Dataset excerpts:
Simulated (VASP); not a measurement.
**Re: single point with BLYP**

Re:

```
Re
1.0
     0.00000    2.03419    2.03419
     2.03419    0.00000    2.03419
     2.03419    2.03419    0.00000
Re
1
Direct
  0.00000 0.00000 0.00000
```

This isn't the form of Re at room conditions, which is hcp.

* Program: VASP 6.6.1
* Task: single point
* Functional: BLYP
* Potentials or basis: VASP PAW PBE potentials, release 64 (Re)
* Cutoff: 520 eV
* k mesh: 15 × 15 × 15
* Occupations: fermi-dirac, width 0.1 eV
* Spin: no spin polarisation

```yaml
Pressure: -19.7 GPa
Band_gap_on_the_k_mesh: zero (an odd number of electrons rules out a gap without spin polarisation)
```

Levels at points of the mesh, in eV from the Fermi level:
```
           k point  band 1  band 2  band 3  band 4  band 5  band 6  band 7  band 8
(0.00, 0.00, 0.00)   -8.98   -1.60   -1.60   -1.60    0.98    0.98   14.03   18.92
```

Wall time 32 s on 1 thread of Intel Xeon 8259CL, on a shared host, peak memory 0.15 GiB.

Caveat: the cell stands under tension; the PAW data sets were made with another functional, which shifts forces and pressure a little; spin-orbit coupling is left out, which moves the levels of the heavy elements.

Work item:
Which lines above run from the one containing "Cutoff: 520 eV" to the one containing "Wall time 32"? Give them again exactly, both ends included.

Written answer:
* Cutoff: 520 eV
* k mesh: 15 × 15 × 15
* Occupations: fermi-dirac, width 0.1 eV
* Spin: no spin polarisation

```yaml
Pressure: -19.7 GPa
Band_gap_on_the_k_mesh: zero (an odd number of electrons rules out a gap without spin polarisation)
```

Levels at points of the mesh, in eV from the Fermi level:
```
           k point  band 1  band 2  band 3  band 4  band 5  band 6  band 7  band 8
(0.00, 0.00, 0.00)   -8.98   -1.60   -1.60   -1.60    0.98    0.98   14.03   18.92
```

Wall time 32 s on 1 thread of Intel Xeon 8259CL, on a shared host, peak memory 0.15 GiB.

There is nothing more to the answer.